▶ _Required action_: Below are some records. Reproduce them exactly from their first line through the line with "Q: After a change", inclusive.

_ _ _ _ _ _ _

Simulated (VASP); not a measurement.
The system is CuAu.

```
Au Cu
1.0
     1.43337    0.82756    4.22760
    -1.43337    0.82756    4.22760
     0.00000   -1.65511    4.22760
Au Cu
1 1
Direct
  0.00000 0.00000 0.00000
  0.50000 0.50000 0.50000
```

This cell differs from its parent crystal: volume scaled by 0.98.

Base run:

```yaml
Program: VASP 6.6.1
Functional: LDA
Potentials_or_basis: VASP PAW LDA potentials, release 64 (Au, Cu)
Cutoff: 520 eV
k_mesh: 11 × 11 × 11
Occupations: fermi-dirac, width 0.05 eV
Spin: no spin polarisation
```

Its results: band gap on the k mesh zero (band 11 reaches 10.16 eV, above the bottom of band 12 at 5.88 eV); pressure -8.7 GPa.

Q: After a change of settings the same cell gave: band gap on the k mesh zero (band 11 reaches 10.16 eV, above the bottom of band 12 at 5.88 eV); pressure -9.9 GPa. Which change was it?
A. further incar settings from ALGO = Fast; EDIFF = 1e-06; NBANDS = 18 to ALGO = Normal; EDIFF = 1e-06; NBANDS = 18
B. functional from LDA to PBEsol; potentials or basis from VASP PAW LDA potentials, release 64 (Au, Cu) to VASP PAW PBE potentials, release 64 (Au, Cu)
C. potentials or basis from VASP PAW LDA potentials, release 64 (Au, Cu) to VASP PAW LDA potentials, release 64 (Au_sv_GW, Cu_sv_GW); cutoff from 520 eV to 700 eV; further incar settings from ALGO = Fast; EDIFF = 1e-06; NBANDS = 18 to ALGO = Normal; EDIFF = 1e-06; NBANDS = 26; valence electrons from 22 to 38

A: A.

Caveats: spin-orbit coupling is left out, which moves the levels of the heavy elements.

_ _ _ _ _ _ _

▶ _Exercise output_:
Simulated (VASP); not a measurement.
The system is CuAu.

```
Au Cu
1.0
     1.43337    0.82756    4.22760
    -1.43337    0.82756    4.22760
     0.00000   -1.65511    4.22760
Au Cu
1 1
Direct
  0.00000 0.00000 0.00000
  0.50000 0.50000 0.50000
```

This cell differs from its parent crystal: volume scaled by 0.98.

Base run:

```yaml
Program: VASP 6.6.1
Functional: LDA
Potentials_or_basis: VASP PAW LDA potentials, release 64 (Au, Cu)
Cutoff: 520 eV
k_mesh: 11 × 11 × 11
Occupations: fermi-dirac, width 0.05 eV
Spin: no spin polarisation
```

Its results: band gap on the k mesh zero (band 11 reaches 10.16 eV, above the bottom of band 12 at 5.88 eV); pressure -8.7 GPa.

Q: After a change of settings the same cell gave: band gap on the k mesh zero (band 11 reaches 10.16 eV, above the bottom of band 12 at 5.88 eV); pressure -9.9 GPa. Which change was it?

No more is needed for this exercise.